SUPPLIED MATERIAL: Begin

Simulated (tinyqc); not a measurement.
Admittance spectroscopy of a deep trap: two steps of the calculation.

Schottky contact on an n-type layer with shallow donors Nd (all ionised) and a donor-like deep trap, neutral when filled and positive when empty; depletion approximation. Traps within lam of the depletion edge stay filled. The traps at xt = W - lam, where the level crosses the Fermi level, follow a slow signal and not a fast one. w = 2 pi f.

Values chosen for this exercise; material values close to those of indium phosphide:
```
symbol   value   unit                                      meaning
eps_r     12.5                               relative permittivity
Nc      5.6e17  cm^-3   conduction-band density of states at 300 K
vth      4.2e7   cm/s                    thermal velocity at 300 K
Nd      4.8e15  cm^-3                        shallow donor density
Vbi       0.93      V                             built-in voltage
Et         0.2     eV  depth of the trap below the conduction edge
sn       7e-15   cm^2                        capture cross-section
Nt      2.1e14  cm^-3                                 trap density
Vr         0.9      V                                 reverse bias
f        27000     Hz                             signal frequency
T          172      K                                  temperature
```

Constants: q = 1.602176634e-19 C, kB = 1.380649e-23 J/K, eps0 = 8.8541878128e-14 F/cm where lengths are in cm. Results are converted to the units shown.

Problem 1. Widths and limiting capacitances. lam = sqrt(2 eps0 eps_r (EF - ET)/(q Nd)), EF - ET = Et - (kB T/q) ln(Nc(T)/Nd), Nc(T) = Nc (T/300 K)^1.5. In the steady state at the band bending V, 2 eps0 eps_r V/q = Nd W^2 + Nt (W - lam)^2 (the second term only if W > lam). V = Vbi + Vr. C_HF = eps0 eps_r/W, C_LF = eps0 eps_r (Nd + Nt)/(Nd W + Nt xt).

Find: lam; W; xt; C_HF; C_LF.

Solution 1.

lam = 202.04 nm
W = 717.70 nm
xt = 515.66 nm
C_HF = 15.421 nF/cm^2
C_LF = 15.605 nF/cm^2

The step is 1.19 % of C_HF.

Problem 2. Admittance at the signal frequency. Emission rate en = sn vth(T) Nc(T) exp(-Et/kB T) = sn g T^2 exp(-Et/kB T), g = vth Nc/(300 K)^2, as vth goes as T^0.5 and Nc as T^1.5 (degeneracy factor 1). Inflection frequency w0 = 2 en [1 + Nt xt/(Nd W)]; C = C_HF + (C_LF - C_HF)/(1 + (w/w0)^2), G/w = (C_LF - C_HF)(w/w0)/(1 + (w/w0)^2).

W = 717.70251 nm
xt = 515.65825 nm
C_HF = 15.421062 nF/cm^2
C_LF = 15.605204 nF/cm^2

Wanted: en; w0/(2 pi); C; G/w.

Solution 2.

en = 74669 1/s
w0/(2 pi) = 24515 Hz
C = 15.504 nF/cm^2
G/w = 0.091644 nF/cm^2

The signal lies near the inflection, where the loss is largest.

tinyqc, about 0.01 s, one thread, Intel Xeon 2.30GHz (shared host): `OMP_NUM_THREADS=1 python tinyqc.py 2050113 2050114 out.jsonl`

SUPPLIED MATERIAL: End

WORK REQUEST:
Print, please, the lines above from the very first through the one that holds "The step is 1.19 % of C_HF.", both included, word for word and with nothing else.

WRITTEN RESPONSE:
Simulated (tinyqc); not a measurement.
Admittance spectroscopy of a deep trap: two steps of the calculation.

Schottky contact on an n-type layer with shallow donors Nd (all ionised) and a donor-like deep trap, neutral when filled and positive when empty; depletion approximation. Traps within lam of the depletion edge stay filled. The traps at xt = W - lam, where the level crosses the Fermi level, follow a slow signal and not a fast one. w = 2 pi f.

Values chosen for this exercise; material values close to those of indium phosphide:
```
symbol   value   unit                                      meaning
eps_r     12.5                               relative permittivity
Nc      5.6e17  cm^-3   conduction-band density of states at 300 K
vth      4.2e7   cm/s                    thermal velocity at 300 K
Nd      4.8e15  cm^-3                        shallow donor density
Vbi       0.93      V                             built-in voltage
Et         0.2     eV  depth of the trap below the conduction edge
sn       7e-15   cm^2                        capture cross-section
Nt      2.1e14  cm^-3                                 trap density
Vr         0.9      V                                 reverse bias
f        27000     Hz                             signal frequency
T          172      K                                  temperature
```

Constants: q = 1.602176634e-19 C, kB = 1.380649e-23 J/K, eps0 = 8.8541878128e-14 F/cm where lengths are in cm. Results are converted to the units shown.

Problem 1. Widths and limiting capacitances. lam = sqrt(2 eps0 eps_r (EF - ET)/(q Nd)), EF - ET = Et - (kB T/q) ln(Nc(T)/Nd), Nc(T) = Nc (T/300 K)^1.5. In the steady state at the band bending V, 2 eps0 eps_r V/q = Nd W^2 + Nt (W - lam)^2 (the second term only if W > lam). V = Vbi + Vr. C_HF = eps0 eps_r/W, C_LF = eps0 eps_r (Nd + Nt)/(Nd W + Nt xt).

Find: lam; W; xt; C_HF; C_LF.

Solution 1.

lam = 202.04 nm
W = 717.70 nm
xt = 515.66 nm
C_HF = 15.421 nF/cm^2
C_LF = 15.605 nF/cm^2

The step is 1.19 % of C_HF.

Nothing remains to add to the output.